→ **DATA RECORDS**
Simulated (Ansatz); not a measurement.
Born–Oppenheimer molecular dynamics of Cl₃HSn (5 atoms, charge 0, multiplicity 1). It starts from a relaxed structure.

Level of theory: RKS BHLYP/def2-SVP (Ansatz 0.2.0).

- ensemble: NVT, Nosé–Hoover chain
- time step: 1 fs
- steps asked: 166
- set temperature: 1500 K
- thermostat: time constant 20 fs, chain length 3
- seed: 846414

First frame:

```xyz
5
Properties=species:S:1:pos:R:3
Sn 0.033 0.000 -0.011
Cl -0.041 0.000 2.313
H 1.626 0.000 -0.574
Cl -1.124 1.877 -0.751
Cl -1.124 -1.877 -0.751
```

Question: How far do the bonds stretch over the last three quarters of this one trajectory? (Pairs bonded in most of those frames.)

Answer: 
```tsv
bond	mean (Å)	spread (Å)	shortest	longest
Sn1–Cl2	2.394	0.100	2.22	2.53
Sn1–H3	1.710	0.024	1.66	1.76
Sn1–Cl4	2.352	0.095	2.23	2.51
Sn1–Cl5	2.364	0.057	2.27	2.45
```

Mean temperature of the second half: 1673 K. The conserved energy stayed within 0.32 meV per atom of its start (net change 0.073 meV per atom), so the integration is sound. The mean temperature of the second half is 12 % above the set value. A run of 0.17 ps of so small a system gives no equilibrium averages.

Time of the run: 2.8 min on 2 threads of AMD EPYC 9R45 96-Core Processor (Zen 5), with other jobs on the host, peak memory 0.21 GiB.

→ **ASSIGNED TASK**
Output all lines from the beginning of the data up to the line holding "Mean temperature of the second half: 1673", that line included, exactly as written.

→ **WRITTEN REPLY**
Simulated (Ansatz); not a measurement.
Born–Oppenheimer molecular dynamics of Cl₃HSn (5 atoms, charge 0, multiplicity 1). It starts from a relaxed structure.

Level of theory: RKS BHLYP/def2-SVP (Ansatz 0.2.0).

- ensemble: NVT, Nosé–Hoover chain
- time step: 1 fs
- steps asked: 166
- set temperature: 1500 K
- thermostat: time constant 20 fs, chain length 3
- seed: 846414

First frame:

```xyz
5
Properties=species:S:1:pos:R:3
Sn 0.033 0.000 -0.011
Cl -0.041 0.000 2.313
H 1.626 0.000 -0.574
Cl -1.124 1.877 -0.751
Cl -1.124 -1.877 -0.751
```

Question: How far do the bonds stretch over the last three quarters of this one trajectory? (Pairs bonded in most of those frames.)

Answer: 
```tsv
bond	mean (Å)	spread (Å)	shortest	longest
Sn1–Cl2	2.394	0.100	2.22	2.53
Sn1–H3	1.710	0.024	1.66	1.76
Sn1–Cl4	2.352	0.095	2.23	2.51
Sn1–Cl5	2.364	0.057	2.27	2.45
```

Mean temperature of the second half: 1673 K. The conserved energy stayed within 0.32 meV per atom of its start (net change 0.073 meV per atom), so the integration is sound. The mean temperature of the second half is 12 % above the set value. A run of 0.17 ps of so small a system gives no equilibrium averages.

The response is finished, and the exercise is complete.